◆ ◆ ◆ ◆

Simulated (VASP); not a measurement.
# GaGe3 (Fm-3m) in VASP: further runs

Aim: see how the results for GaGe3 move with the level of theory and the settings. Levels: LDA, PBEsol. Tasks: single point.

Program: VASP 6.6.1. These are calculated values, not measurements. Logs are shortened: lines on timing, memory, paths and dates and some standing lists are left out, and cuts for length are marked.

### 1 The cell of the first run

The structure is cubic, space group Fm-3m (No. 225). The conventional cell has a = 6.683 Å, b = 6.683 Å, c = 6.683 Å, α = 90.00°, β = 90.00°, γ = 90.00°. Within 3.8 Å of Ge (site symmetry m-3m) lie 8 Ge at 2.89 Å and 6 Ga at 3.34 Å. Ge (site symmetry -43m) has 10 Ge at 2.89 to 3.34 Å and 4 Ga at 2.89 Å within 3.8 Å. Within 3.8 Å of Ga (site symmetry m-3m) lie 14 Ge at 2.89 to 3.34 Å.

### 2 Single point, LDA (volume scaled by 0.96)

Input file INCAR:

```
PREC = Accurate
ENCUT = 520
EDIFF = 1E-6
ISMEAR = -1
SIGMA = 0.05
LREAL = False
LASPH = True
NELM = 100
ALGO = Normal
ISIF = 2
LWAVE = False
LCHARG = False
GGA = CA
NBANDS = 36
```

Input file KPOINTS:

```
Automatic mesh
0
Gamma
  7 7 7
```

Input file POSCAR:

◆ ◆ ◆ ◆

**EXERCISE:** Each line of the material above needs to be quoted exactly, please.

**YOUR RESPONSE:**
Simulated (VASP); not a measurement.
# GaGe3 (Fm-3m) in VASP: further runs

Aim: see how the results for GaGe3 move with the level of theory and the settings. Levels: LDA, PBEsol. Tasks: single point.

Program: VASP 6.6.1. These are calculated values, not measurements. Logs are shortened: lines on timing, memory, paths and dates and some standing lists are left out, and cuts for length are marked.

### 1 The cell of the first run

The structure is cubic, space group Fm-3m (No. 225). The conventional cell has a = 6.683 Å, b = 6.683 Å, c = 6.683 Å, α = 90.00°, β = 90.00°, γ = 90.00°. Within 3.8 Å of Ge (site symmetry m-3m) lie 8 Ge at 2.89 Å and 6 Ga at 3.34 Å. Ge (site symmetry -43m) has 10 Ge at 2.89 to 3.34 Å and 4 Ga at 2.89 Å within 3.8 Å. Within 3.8 Å of Ga (site symmetry m-3m) lie 14 Ge at 2.89 to 3.34 Å.

### 2 Single point, LDA (volume scaled by 0.96)

Input file INCAR:

```
PREC = Accurate
ENCUT = 520
EDIFF = 1E-6
ISMEAR = -1
SIGMA = 0.05
LREAL = False
LASPH = True
NELM = 100
ALGO = Normal
ISIF = 2
LWAVE = False
LCHARG = False
GGA = CA
NBANDS = 36
```

Input file KPOINTS:

```
Automatic mesh
0
Gamma
  7 7 7
```

Input file POSCAR:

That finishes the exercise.